[Required action] What is needed is an exact copy of the lines in the listing below, from the one with "Geometry relaxation, with" up to and including the one with "Fig. 1: The", with no other lines.

[Information given]
Start of Block
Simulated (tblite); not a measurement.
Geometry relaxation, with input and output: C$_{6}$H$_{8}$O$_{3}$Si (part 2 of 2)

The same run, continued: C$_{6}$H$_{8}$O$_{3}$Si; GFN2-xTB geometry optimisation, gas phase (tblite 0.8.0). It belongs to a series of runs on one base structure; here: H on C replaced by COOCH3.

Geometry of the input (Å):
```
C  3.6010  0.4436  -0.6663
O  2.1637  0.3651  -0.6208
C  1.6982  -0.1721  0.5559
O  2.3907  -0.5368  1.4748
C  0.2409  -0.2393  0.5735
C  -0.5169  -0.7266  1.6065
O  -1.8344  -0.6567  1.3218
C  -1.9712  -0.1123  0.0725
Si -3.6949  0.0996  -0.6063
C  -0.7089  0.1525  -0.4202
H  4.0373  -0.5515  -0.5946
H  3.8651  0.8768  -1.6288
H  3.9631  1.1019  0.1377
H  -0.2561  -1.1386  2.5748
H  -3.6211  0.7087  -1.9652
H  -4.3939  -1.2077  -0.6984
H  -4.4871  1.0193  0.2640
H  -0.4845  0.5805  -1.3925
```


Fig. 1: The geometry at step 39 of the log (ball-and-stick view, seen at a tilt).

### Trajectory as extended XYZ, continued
End of Block

[Written response]
Geometry relaxation, with input and output: C$_{6}$H$_{8}$O$_{3}$Si (part 2 of 2)

The same run, continued: C$_{6}$H$_{8}$O$_{3}$Si; GFN2-xTB geometry optimisation, gas phase (tblite 0.8.0). It belongs to a series of runs on one base structure; here: H on C replaced by COOCH3.

Geometry of the input (Å):
```
C  3.6010  0.4436  -0.6663
O  2.1637  0.3651  -0.6208
C  1.6982  -0.1721  0.5559
O  2.3907  -0.5368  1.4748
C  0.2409  -0.2393  0.5735
C  -0.5169  -0.7266  1.6065
O  -1.8344  -0.6567  1.3218
C  -1.9712  -0.1123  0.0725
Si -3.6949  0.0996  -0.6063
C  -0.7089  0.1525  -0.4202
H  4.0373  -0.5515  -0.5946
H  3.8651  0.8768  -1.6288
H  3.9631  1.1019  0.1377
H  -0.2561  -1.1386  2.5748
H  -3.6211  0.7087  -1.9652
H  -4.3939  -1.2077  -0.6984
H  -4.4871  1.0193  0.2640
H  -0.4845  0.5805  -1.3925
```


Fig. 1: The geometry at step 39 of the log (ball-and-stick view, seen at a tilt).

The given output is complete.